↓
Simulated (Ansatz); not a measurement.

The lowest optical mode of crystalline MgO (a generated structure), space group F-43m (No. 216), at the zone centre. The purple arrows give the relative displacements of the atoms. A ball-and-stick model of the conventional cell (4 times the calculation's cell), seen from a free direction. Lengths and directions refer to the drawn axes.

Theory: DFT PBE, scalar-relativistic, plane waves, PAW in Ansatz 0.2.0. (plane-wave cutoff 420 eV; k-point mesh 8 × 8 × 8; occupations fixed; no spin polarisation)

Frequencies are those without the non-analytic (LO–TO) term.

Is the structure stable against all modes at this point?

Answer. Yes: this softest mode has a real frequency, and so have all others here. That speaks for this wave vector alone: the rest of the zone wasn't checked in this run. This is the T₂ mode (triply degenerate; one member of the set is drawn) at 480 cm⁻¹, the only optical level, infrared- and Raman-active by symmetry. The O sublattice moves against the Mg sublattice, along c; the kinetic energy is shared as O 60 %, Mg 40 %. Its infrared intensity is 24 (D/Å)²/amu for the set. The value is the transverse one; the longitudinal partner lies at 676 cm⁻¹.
↑

## WORK INSTRUCTION
Every line from the top of the material through the line containing "The lowest optical" must be transcribed exactly, and no other line may appear.

## WRITTEN ANSWER
Simulated (Ansatz); not a measurement.

The lowest optical mode of crystalline MgO (a generated structure), space group F-43m (No. 216), at the zone centre. The purple arrows give the relative displacements of the atoms. A ball-and-stick model of the conventional cell (4 times the calculation's cell), seen from a free direction. Lengths and directions refer to the drawn axes.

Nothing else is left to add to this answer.